▶ [Required action] Write all of the lines below out again, exactly as they stand.

*** Recorded data ***

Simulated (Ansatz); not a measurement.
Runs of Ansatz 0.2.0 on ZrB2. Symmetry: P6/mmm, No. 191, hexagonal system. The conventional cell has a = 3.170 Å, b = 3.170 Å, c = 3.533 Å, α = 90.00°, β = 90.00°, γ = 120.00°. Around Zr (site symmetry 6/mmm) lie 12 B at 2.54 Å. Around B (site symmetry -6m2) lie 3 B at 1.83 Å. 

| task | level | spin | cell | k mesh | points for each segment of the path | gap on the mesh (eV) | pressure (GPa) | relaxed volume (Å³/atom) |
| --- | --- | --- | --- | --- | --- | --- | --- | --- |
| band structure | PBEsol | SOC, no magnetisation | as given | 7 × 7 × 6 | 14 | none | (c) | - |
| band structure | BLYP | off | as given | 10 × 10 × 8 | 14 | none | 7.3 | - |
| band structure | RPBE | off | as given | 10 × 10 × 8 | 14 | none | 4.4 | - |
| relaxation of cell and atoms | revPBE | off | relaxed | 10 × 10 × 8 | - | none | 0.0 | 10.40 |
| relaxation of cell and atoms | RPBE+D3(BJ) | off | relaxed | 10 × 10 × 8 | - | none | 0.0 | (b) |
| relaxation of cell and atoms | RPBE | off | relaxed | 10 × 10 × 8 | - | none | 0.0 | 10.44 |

*** End of Recorded data ***

▶ [Task solution]
Simulated (Ansatz); not a measurement.
Runs of Ansatz 0.2.0 on ZrB2. Symmetry: P6/mmm, No. 191, hexagonal system. The conventional cell has a = 3.170 Å, b = 3.170 Å, c = 3.533 Å, α = 90.00°, β = 90.00°, γ = 120.00°. Around Zr (site symmetry 6/mmm) lie 12 B at 2.54 Å. Around B (site symmetry -6m2) lie 3 B at 1.83 Å. 

| task | level | spin | cell | k mesh | points for each segment of the path | gap on the mesh (eV) | pressure (GPa) | relaxed volume (Å³/atom) |
| --- | --- | --- | --- | --- | --- | --- | --- | --- |
| band structure | PBEsol | SOC, no magnetisation | as given | 7 × 7 × 6 | 14 | none | (c) | - |
| band structure | BLYP | off | as given | 10 × 10 × 8 | 14 | none | 7.3 | - |
| band structure | RPBE | off | as given | 10 × 10 × 8 | 14 | none | 4.4 | - |
| relaxation of cell and atoms | revPBE | off | relaxed | 10 × 10 × 8 | - | none | 0.0 | 10.40 |
| relaxation of cell and atoms | RPBE+D3(BJ) | off | relaxed | 10 × 10 × 8 | - | none | 0.0 | (b) |
| relaxation of cell and atoms | RPBE | off | relaxed | 10 × 10 × 8 | - | none | 0.0 | 10.44 |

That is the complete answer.